REQUIREMENT:
Return the entries below in full. Keep every word as it is.

RECORDS SUPPLIED:
****************************************

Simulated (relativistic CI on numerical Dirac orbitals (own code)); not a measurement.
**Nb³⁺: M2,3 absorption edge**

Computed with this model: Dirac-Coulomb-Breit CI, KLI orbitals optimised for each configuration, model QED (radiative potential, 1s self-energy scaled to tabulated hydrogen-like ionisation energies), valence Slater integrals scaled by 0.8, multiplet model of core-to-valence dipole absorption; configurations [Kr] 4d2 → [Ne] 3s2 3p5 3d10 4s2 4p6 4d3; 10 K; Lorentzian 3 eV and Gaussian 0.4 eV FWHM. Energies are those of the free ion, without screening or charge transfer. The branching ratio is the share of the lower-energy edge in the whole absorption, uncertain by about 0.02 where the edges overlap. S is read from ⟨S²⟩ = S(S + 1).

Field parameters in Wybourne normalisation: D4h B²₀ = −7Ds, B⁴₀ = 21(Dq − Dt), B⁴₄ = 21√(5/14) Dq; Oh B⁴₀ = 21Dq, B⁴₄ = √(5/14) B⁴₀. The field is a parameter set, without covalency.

****************************************

EXERCISE RESPONSE:
Simulated (relativistic CI on numerical Dirac orbitals (own code)); not a measurement.
**Nb³⁺: M2,3 absorption edge**

Computed with this model: Dirac-Coulomb-Breit CI, KLI orbitals optimised for each configuration, model QED (radiative potential, 1s self-energy scaled to tabulated hydrogen-like ionisation energies), valence Slater integrals scaled by 0.8, multiplet model of core-to-valence dipole absorption; configurations [Kr] 4d2 → [Ne] 3s2 3p5 3d10 4s2 4p6 4d3; 10 K; Lorentzian 3 eV and Gaussian 0.4 eV FWHM. Energies are those of the free ion, without screening or charge transfer. The branching ratio is the share of the lower-energy edge in the whole absorption, uncertain by about 0.02 where the edges overlap. S is read from ⟨S²⟩ = S(S + 1).

Field parameters in Wybourne normalisation: D4h B²₀ = −7Ds, B⁴₀ = 21(Dq − Dt), B⁴₄ = 21√(5/14) Dq; Oh B⁴₀ = 21Dq, B⁴₄ = √(5/14) B⁴₀. The field is a parameter set, without covalency.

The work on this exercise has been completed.